Activity:
Return the data below exactly, stopping after the line with "Answer: S3 at".

%%

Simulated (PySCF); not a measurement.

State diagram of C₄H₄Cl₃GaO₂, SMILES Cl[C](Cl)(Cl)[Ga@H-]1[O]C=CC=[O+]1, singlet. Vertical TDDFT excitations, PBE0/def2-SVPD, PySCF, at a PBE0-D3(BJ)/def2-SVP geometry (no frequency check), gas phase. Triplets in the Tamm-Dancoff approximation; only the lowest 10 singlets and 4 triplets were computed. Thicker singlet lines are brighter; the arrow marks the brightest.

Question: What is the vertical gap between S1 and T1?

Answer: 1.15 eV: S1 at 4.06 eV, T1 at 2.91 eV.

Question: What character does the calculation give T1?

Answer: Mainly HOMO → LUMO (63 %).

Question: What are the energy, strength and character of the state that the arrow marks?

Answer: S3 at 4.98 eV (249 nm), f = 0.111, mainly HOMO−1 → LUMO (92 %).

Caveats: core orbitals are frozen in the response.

%%

Result:
Simulated (PySCF); not a measurement.

State diagram of C₄H₄Cl₃GaO₂, SMILES Cl[C](Cl)(Cl)[Ga@H-]1[O]C=CC=[O+]1, singlet. Vertical TDDFT excitations, PBE0/def2-SVPD, PySCF, at a PBE0-D3(BJ)/def2-SVP geometry (no frequency check), gas phase. Triplets in the Tamm-Dancoff approximation; only the lowest 10 singlets and 4 triplets were computed. Thicker singlet lines are brighter; the arrow marks the brightest.

Question: What is the vertical gap between S1 and T1?

Answer: 1.15 eV: S1 at 4.06 eV, T1 at 2.91 eV.

Question: What character does the calculation give T1?

Answer: Mainly HOMO → LUMO (63 %).

Question: What are the energy, strength and character of the state that the arrow marks?

Answer: S3 at 4.98 eV (249 nm), f = 0.111, mainly HOMO−1 → LUMO (92 %).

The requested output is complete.